Given records –
☆ ☆ ☆
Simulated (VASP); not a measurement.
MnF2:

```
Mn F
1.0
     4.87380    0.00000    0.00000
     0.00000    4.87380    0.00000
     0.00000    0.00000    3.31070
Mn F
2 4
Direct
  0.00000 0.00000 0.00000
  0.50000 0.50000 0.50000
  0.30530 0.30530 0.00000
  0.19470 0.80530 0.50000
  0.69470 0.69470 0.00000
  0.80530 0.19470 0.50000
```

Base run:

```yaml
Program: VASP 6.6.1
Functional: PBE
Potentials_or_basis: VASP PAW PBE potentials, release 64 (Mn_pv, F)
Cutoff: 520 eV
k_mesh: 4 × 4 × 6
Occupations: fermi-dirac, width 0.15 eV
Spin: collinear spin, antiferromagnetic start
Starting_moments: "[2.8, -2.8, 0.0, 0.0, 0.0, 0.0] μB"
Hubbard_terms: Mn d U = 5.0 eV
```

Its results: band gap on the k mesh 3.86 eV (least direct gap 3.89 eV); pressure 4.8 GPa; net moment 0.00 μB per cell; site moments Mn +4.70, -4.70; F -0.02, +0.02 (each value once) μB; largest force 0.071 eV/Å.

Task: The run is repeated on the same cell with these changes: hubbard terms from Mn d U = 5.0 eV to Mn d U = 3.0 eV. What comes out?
☆ ☆ ☆

Work item –
Copy out the entries exactly. Begin at the first line and end with the line that has "Its results: band".

Task response –
Simulated (VASP); not a measurement.
MnF2:

```
Mn F
1.0
     4.87380    0.00000    0.00000
     0.00000    4.87380    0.00000
     0.00000    0.00000    3.31070
Mn F
2 4
Direct
  0.00000 0.00000 0.00000
  0.50000 0.50000 0.50000
  0.30530 0.30530 0.00000
  0.19470 0.80530 0.50000
  0.69470 0.69470 0.00000
  0.80530 0.19470 0.50000
```

Base run:

```yaml
Program: VASP 6.6.1
Functional: PBE
Potentials_or_basis: VASP PAW PBE potentials, release 64 (Mn_pv, F)
Cutoff: 520 eV
k_mesh: 4 × 4 × 6
Occupations: fermi-dirac, width 0.15 eV
Spin: collinear spin, antiferromagnetic start
Starting_moments: "[2.8, -2.8, 0.0, 0.0, 0.0, 0.0] μB"
Hubbard_terms: Mn d U = 5.0 eV
```

Its results: band gap on the k mesh 3.86 eV (least direct gap 3.89 eV); pressure 4.8 GPa; net moment 0.00 μB per cell; site moments Mn +4.70, -4.70; F -0.02, +0.02 (each value once) μB; largest force 0.071 eV/Å.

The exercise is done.